§ **WORK ORDER**
Present an exact copy of each line below.

§ **DATASET CONTENT**
* * * *
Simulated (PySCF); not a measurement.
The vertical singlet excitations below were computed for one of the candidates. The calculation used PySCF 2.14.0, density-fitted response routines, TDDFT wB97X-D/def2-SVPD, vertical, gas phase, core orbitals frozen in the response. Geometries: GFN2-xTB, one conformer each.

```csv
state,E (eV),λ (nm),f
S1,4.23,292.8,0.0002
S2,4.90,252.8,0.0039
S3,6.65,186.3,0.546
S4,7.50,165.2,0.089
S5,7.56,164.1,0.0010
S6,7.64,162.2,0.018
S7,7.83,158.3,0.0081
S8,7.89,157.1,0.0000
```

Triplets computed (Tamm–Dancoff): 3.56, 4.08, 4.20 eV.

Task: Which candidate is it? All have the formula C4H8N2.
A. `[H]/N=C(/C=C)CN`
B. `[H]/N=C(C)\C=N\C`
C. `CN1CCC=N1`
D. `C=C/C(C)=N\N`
* * * *

§ **WORKED SOLUTION**
Simulated (PySCF); not a measurement.
The vertical singlet excitations below were computed for one of the candidates. The calculation used PySCF 2.14.0, density-fitted response routines, TDDFT wB97X-D/def2-SVPD, vertical, gas phase, core orbitals frozen in the response. Geometries: GFN2-xTB, one conformer each.

```csv
state,E (eV),λ (nm),f
S1,4.23,292.8,0.0002
S2,4.90,252.8,0.0039
S3,6.65,186.3,0.546
S4,7.50,165.2,0.089
S5,7.56,164.1,0.0010
S6,7.64,162.2,0.018
S7,7.83,158.3,0.0081
S8,7.89,157.1,0.0000
```

Triplets computed (Tamm–Dancoff): 3.56, 4.08, 4.20 eV.

Task: Which candidate is it? All have the formula C4H8N2.
A. `[H]/N=C(/C=C)CN`
B. `[H]/N=C(C)\C=N\C`
C. `CN1CCC=N1`
D. `C=C/C(C)=N\N`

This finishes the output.